ACTIVITY:
From the first line of the data below, copy each line up to the one containing "C. level LDA;", and include that line too.

THE DATA Block Start

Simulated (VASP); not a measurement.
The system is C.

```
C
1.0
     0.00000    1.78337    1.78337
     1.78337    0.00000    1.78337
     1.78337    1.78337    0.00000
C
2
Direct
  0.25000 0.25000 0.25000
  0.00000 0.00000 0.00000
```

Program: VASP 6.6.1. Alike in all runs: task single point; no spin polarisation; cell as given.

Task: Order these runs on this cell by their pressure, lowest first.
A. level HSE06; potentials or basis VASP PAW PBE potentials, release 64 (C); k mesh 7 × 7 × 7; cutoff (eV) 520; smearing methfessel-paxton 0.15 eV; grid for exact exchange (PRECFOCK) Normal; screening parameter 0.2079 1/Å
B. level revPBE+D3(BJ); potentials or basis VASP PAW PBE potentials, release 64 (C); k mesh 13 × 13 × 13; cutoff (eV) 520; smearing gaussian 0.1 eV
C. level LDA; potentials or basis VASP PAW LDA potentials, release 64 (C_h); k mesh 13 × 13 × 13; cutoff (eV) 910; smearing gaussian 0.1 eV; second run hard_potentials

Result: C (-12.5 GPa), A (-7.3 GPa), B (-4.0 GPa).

THE DATA Block End

WRITTEN SOLUTION:
Simulated (VASP); not a measurement.
The system is C.

```
C
1.0
     0.00000    1.78337    1.78337
     1.78337    0.00000    1.78337
     1.78337    1.78337    0.00000
C
2
Direct
  0.25000 0.25000 0.25000
  0.00000 0.00000 0.00000
```

Program: VASP 6.6.1. Alike in all runs: task single point; no spin polarisation; cell as given.

Task: Order these runs on this cell by their pressure, lowest first.
A. level HSE06; potentials or basis VASP PAW PBE potentials, release 64 (C); k mesh 7 × 7 × 7; cutoff (eV) 520; smearing methfessel-paxton 0.15 eV; grid for exact exchange (PRECFOCK) Normal; screening parameter 0.2079 1/Å
B. level revPBE+D3(BJ); potentials or basis VASP PAW PBE potentials, release 64 (C); k mesh 13 × 13 × 13; cutoff (eV) 520; smearing gaussian 0.1 eV
C. level LDA; potentials or basis VASP PAW LDA potentials, release 64 (C_h); k mesh 13 × 13 × 13; cutoff (eV) 910; smearing gaussian 0.1 eV; second run hard_potentials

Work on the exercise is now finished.